#### [Work order]
Repeat every line of the material, character for character.

*** Opening Given information ***

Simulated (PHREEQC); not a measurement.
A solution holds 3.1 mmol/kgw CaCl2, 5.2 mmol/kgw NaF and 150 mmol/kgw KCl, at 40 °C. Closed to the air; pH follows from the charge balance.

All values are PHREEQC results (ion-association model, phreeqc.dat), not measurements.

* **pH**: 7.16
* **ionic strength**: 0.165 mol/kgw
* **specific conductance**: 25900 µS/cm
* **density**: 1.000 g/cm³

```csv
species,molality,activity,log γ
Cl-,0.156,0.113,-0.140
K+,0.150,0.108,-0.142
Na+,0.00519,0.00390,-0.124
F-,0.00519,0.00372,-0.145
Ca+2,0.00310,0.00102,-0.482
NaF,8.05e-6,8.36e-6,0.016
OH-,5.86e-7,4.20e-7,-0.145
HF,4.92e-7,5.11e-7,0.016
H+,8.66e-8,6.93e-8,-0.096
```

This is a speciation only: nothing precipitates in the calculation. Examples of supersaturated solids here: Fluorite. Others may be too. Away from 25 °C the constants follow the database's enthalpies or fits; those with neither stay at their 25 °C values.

*** Closing Given information ***

#### [Answer box]
Simulated (PHREEQC); not a measurement.
A solution holds 3.1 mmol/kgw CaCl2, 5.2 mmol/kgw NaF and 150 mmol/kgw KCl, at 40 °C. Closed to the air; pH follows from the charge balance.

All values are PHREEQC results (ion-association model, phreeqc.dat), not measurements.

* **pH**: 7.16
* **ionic strength**: 0.165 mol/kgw
* **specific conductance**: 25900 µS/cm
* **density**: 1.000 g/cm³

```csv
species,molality,activity,log γ
Cl-,0.156,0.113,-0.140
K+,0.150,0.108,-0.142
Na+,0.00519,0.00390,-0.124
F-,0.00519,0.00372,-0.145
Ca+2,0.00310,0.00102,-0.482
NaF,8.05e-6,8.36e-6,0.016
OH-,5.86e-7,4.20e-7,-0.145
HF,4.92e-7,5.11e-7,0.016
H+,8.66e-8,6.93e-8,-0.096
```

This is a speciation only: nothing precipitates in the calculation. Examples of supersaturated solids here: Fluorite. Others may be too. Away from 25 °C the constants follow the database's enthalpies or fits; those with neither stay at their 25 °C values.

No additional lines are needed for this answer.